Exercise:
Write out all of the listing exactly. Add nothing to it.

Recorded data:
▽

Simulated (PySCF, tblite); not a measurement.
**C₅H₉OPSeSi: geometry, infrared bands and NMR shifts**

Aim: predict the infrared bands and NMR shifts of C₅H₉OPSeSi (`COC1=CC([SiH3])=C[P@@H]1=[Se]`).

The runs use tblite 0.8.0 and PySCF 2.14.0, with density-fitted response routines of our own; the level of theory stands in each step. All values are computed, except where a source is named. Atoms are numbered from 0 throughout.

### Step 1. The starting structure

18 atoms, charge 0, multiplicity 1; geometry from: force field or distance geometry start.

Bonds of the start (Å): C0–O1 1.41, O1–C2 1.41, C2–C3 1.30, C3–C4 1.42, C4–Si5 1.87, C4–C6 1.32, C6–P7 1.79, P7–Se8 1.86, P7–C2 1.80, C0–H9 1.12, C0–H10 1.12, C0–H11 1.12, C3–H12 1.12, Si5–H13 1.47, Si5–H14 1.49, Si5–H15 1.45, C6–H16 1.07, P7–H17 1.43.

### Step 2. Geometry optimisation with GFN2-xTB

△

Task answer:
Simulated (PySCF, tblite); not a measurement.
**C₅H₉OPSeSi: geometry, infrared bands and NMR shifts**

Aim: predict the infrared bands and NMR shifts of C₅H₉OPSeSi (`COC1=CC([SiH3])=C[P@@H]1=[Se]`).

The runs use tblite 0.8.0 and PySCF 2.14.0, with density-fitted response routines of our own; the level of theory stands in each step. All values are computed, except where a source is named. Atoms are numbered from 0 throughout.

### Step 1. The starting structure

18 atoms, charge 0, multiplicity 1; geometry from: force field or distance geometry start.

Bonds of the start (Å): C0–O1 1.41, O1–C2 1.41, C2–C3 1.30, C3–C4 1.42, C4–Si5 1.87, C4–C6 1.32, C6–P7 1.79, P7–Se8 1.86, P7–C2 1.80, C0–H9 1.12, C0–H10 1.12, C0–H11 1.12, C3–H12 1.12, Si5–H13 1.47, Si5–H14 1.49, Si5–H15 1.45, C6–H16 1.07, P7–H17 1.43.

### Step 2. Geometry optimisation with GFN2-xTB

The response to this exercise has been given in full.